(Beginning of Data listing)

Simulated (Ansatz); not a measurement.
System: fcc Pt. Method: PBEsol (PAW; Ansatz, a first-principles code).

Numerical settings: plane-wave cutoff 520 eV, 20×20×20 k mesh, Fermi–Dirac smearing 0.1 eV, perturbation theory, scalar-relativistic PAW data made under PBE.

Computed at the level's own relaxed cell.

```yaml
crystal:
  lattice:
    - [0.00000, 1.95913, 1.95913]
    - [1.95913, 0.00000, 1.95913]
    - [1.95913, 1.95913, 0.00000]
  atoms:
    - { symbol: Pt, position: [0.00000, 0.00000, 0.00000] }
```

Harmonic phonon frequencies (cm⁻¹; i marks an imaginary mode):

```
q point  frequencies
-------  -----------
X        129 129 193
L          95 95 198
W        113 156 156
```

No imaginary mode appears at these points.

(End of Data listing)

*Exercise*
Using the material above, quote the first line and each line after it, stopping at and including the line that holds "Numerical settings: plane-wave".

*Reply*
Simulated (Ansatz); not a measurement.
System: fcc Pt. Method: PBEsol (PAW; Ansatz, a first-principles code).

Numerical settings: plane-wave cutoff 520 eV, 20×20×20 k mesh, Fermi–Dirac smearing 0.1 eV, perturbation theory, scalar-relativistic PAW data made under PBE.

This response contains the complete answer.